◆ ◆ ◆ ◆ ◆

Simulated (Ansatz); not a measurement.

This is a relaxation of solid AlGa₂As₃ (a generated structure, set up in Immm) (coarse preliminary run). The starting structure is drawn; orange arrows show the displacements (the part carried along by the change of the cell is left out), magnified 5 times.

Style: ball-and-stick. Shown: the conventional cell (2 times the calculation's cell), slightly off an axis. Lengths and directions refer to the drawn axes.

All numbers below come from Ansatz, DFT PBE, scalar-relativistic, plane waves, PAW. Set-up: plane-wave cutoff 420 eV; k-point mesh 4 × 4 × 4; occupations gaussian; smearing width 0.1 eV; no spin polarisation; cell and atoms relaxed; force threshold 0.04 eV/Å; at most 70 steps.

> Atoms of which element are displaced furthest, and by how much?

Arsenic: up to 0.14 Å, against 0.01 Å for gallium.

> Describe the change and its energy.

◆ ◆ ◆ ◆ ◆

## Work instruction
Write out the whole listing above, keeping each line exactly as it is.

## Response
Simulated (Ansatz); not a measurement.

This is a relaxation of solid AlGa₂As₃ (a generated structure, set up in Immm) (coarse preliminary run). The starting structure is drawn; orange arrows show the displacements (the part carried along by the change of the cell is left out), magnified 5 times.

Style: ball-and-stick. Shown: the conventional cell (2 times the calculation's cell), slightly off an axis. Lengths and directions refer to the drawn axes.

All numbers below come from Ansatz, DFT PBE, scalar-relativistic, plane waves, PAW. Set-up: plane-wave cutoff 420 eV; k-point mesh 4 × 4 × 4; occupations gaussian; smearing width 0.1 eV; no spin polarisation; cell and atoms relaxed; force threshold 0.04 eV/Å; at most 70 steps.

> Atoms of which element are displaced furthest, and by how much?

Arsenic: up to 0.14 Å, against 0.01 Å for gallium.

> Describe the change and its energy.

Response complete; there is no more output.